### WORK ORDER
The job is to output each record again, character for character.

### INFORMATION PROVIDED
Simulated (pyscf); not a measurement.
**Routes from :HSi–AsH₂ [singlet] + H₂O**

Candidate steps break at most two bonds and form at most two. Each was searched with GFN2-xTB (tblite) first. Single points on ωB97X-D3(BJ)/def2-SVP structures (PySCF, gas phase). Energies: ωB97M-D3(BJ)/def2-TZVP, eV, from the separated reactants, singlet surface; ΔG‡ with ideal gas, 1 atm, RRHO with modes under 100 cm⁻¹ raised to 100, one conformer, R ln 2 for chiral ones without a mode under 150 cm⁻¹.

### ANSWER SECTION
Simulated (pyscf); not a measurement.
**Routes from :HSi–AsH₂ [singlet] + H₂O**

Candidate steps break at most two bonds and form at most two. Each was searched with GFN2-xTB (tblite) first. Single points on ωB97X-D3(BJ)/def2-SVP structures (PySCF, gas phase). Energies: ωB97M-D3(BJ)/def2-TZVP, eV, from the separated reactants, singlet surface; ΔG‡ with ideal gas, 1 atm, RRHO with modes under 100 cm⁻¹ raised to 100, one conformer, R ln 2 for chiral ones without a mode under 150 cm⁻¹.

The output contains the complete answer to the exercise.